**Given records:**
Content starts
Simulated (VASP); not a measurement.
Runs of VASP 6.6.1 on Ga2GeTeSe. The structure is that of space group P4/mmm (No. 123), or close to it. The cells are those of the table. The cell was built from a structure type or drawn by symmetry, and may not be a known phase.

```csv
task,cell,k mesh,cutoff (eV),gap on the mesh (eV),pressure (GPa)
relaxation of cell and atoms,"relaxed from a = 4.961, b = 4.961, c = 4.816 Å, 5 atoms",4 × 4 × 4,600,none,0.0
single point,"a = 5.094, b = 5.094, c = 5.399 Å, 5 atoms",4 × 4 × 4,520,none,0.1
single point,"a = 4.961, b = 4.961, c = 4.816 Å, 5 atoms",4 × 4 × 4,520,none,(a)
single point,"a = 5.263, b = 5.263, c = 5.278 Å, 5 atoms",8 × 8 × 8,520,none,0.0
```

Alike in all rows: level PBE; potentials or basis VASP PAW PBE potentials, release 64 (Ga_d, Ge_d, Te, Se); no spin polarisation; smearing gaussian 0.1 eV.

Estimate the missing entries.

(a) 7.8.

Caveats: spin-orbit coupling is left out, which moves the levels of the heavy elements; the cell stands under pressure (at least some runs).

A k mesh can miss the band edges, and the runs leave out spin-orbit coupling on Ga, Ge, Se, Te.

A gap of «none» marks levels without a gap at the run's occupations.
Content ends

**Brief:** Exactly repeat the lines above, from the opening line through the one with "A k mesh can", and include nothing else.

**Solution:**
Simulated (VASP); not a measurement.
Runs of VASP 6.6.1 on Ga2GeTeSe. The structure is that of space group P4/mmm (No. 123), or close to it. The cells are those of the table. The cell was built from a structure type or drawn by symmetry, and may not be a known phase.

```csv
task,cell,k mesh,cutoff (eV),gap on the mesh (eV),pressure (GPa)
relaxation of cell and atoms,"relaxed from a = 4.961, b = 4.961, c = 4.816 Å, 5 atoms",4 × 4 × 4,600,none,0.0
single point,"a = 5.094, b = 5.094, c = 5.399 Å, 5 atoms",4 × 4 × 4,520,none,0.1
single point,"a = 4.961, b = 4.961, c = 4.816 Å, 5 atoms",4 × 4 × 4,520,none,(a)
single point,"a = 5.263, b = 5.263, c = 5.278 Å, 5 atoms",8 × 8 × 8,520,none,0.0
```

Alike in all rows: level PBE; potentials or basis VASP PAW PBE potentials, release 64 (Ga_d, Ge_d, Te, Se); no spin polarisation; smearing gaussian 0.1 eV.

Estimate the missing entries.

(a) 7.8.

Caveats: spin-orbit coupling is left out, which moves the levels of the heavy elements; the cell stands under pressure (at least some runs).

A k mesh can miss the band edges, and the runs leave out spin-orbit coupling on Ga, Ge, Se, Te.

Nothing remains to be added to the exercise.